== Work item ==
A line-by-line copy of the material below is required.

== Study material ==
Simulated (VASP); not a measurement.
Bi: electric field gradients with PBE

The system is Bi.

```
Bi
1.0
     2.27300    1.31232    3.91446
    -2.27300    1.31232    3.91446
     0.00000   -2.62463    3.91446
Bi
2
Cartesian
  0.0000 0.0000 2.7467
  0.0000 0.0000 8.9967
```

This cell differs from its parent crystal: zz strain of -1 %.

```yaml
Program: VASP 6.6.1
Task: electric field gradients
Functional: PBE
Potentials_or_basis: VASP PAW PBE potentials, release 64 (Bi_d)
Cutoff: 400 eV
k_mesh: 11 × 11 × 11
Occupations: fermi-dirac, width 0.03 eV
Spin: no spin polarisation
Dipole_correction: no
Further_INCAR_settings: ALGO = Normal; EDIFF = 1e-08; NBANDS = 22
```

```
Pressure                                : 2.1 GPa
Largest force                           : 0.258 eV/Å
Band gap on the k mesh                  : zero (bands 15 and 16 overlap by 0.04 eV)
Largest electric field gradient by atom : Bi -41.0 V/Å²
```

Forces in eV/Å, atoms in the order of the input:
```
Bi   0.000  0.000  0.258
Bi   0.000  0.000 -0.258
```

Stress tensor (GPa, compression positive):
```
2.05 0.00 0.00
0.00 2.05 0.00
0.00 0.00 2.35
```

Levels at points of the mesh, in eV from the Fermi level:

== Reply ==
Simulated (VASP); not a measurement.
Bi: electric field gradients with PBE

The system is Bi.

```
Bi
1.0
     2.27300    1.31232    3.91446
    -2.27300    1.31232    3.91446
     0.00000   -2.62463    3.91446
Bi
2
Cartesian
  0.0000 0.0000 2.7467
  0.0000 0.0000 8.9967
```

This cell differs from its parent crystal: zz strain of -1 %.

```yaml
Program: VASP 6.6.1
Task: electric field gradients
Functional: PBE
Potentials_or_basis: VASP PAW PBE potentials, release 64 (Bi_d)
Cutoff: 400 eV
k_mesh: 11 × 11 × 11
Occupations: fermi-dirac, width 0.03 eV
Spin: no spin polarisation
Dipole_correction: no
Further_INCAR_settings: ALGO = Normal; EDIFF = 1e-08; NBANDS = 22
```

```
Pressure                                : 2.1 GPa
Largest force                           : 0.258 eV/Å
Band gap on the k mesh                  : zero (bands 15 and 16 overlap by 0.04 eV)
Largest electric field gradient by atom : Bi -41.0 V/Å²
```

Forces in eV/Å, atoms in the order of the input:
```
Bi   0.000  0.000  0.258
Bi   0.000  0.000 -0.258
```

Stress tensor (GPa, compression positive):
```
2.05 0.00 0.00
0.00 2.05 0.00
0.00 0.00 2.35
```

Levels at points of the mesh, in eV from the Fermi level:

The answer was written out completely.